* _Work instruction_
Repeat every line of the data verbatim.

* _Source material_
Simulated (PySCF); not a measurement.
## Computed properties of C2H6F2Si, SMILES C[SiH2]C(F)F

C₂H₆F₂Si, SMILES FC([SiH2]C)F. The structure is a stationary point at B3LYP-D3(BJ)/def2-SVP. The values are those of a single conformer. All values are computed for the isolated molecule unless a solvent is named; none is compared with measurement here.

* _Written response_
Simulated (PySCF); not a measurement.
## Computed properties of C2H6F2Si, SMILES C[SiH2]C(F)F

C₂H₆F₂Si, SMILES FC([SiH2]C)F. The structure is a stationary point at B3LYP-D3(BJ)/def2-SVP. The values are those of a single conformer. All values are computed for the isolated molecule unless a solvent is named; none is compared with measurement here.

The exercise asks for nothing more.